START PROVIDED INFORMATION

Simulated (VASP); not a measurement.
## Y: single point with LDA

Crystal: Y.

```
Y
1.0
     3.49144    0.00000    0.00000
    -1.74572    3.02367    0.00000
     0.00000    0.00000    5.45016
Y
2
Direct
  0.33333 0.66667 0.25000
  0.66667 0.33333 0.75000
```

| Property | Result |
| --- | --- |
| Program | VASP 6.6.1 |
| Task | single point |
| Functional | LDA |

END PROVIDED INFORMATION

◆ **ASSIGNED TASK**
Transcribe all entries exactly as they are given.

◆ **WORKED SOLUTION**
Simulated (VASP); not a measurement.
## Y: single point with LDA

Crystal: Y.

```
Y
1.0
     3.49144    0.00000    0.00000
    -1.74572    3.02367    0.00000
     0.00000    0.00000    5.45016
Y
2
Direct
  0.33333 0.66667 0.25000
  0.66667 0.33333 0.75000
```

| Property | Result |
| --- | --- |
| Program | VASP 6.6.1 |
| Task | single point |
| Functional | LDA |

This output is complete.